> _WORK REQUEST_
Retype the records below so that each one matches exactly.

> _GIVEN INFORMATION_
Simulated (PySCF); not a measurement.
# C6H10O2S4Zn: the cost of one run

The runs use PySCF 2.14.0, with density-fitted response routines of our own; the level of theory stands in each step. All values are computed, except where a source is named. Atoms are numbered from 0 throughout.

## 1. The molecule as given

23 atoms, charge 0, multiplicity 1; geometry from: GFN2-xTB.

> _RESPONSE_
Simulated (PySCF); not a measurement.
# C6H10O2S4Zn: the cost of one run

The runs use PySCF 2.14.0, with density-fitted response routines of our own; the level of theory stands in each step. All values are computed, except where a source is named. Atoms are numbered from 0 throughout.

## 1. The molecule as given

23 atoms, charge 0, multiplicity 1; geometry from: GFN2-xTB.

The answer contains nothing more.